Requirement. Every record, from the first line to the last, needs to be given again exactly.

Material supplied.
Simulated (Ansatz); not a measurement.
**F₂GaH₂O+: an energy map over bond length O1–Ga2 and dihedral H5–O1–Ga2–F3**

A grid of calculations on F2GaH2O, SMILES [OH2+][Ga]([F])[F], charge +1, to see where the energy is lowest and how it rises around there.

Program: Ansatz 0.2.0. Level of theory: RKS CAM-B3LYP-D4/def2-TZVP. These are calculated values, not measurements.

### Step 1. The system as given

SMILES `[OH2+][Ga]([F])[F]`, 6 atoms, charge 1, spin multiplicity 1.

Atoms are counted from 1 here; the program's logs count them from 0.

Your response.
Simulated (Ansatz); not a measurement.
**F₂GaH₂O+: an energy map over bond length O1–Ga2 and dihedral H5–O1–Ga2–F3**

A grid of calculations on F2GaH2O, SMILES [OH2+][Ga]([F])[F], charge +1, to see where the energy is lowest and how it rises around there.

Program: Ansatz 0.2.0. Level of theory: RKS CAM-B3LYP-D4/def2-TZVP. These are calculated values, not measurements.

### Step 1. The system as given

SMILES `[OH2+][Ga]([F])[F]`, 6 atoms, charge 1, spin multiplicity 1.

Atoms are counted from 1 here; the program's logs count them from 0.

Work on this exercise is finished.